*Required action:*
Below are entries; copy exactly the lines from the one with "3.10 | 4.03 |" through the one with "Run time: 100", both included, and leave out the rest.

_____

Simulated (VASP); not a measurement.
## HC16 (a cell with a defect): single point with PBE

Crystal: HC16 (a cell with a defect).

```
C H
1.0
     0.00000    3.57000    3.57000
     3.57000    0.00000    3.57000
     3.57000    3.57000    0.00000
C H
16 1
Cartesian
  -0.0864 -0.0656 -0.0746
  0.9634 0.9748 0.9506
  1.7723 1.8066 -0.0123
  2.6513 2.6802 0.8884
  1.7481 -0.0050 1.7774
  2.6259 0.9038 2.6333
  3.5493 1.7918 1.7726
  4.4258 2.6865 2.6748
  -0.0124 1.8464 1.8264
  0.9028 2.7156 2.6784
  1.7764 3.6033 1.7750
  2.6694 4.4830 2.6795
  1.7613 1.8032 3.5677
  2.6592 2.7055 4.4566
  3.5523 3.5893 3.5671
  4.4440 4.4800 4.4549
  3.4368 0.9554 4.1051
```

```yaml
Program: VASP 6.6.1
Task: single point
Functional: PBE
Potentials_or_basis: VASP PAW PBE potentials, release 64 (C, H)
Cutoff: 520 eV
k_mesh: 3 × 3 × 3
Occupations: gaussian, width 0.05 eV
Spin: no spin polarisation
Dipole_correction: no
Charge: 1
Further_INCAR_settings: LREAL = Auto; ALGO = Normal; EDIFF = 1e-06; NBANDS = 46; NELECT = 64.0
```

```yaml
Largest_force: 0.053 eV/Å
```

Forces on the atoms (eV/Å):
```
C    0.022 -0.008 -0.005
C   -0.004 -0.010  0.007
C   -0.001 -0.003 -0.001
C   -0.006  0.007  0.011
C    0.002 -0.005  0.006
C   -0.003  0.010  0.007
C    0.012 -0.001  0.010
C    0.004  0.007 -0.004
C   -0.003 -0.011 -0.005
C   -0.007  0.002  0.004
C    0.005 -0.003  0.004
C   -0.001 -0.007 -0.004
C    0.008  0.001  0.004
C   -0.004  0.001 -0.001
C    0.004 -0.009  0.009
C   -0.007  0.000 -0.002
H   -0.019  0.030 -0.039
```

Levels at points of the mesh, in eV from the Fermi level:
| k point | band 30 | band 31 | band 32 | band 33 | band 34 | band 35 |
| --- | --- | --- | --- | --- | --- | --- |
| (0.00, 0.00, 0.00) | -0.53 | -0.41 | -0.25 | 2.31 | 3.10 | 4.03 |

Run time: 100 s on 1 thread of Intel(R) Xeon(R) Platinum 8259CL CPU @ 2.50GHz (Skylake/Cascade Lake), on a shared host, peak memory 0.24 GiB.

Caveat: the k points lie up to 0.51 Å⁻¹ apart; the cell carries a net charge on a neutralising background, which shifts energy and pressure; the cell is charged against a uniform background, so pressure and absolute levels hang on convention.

_____

*Your solution:*
| (0.00, 0.00, 0.00) | -0.53 | -0.41 | -0.25 | 2.31 | 3.10 | 4.03 |

Run time: 100 s on 1 thread of Intel(R) Xeon(R) Platinum 8259CL CPU @ 2.50GHz (Skylake/Cascade Lake), on a shared host, peak memory 0.24 GiB.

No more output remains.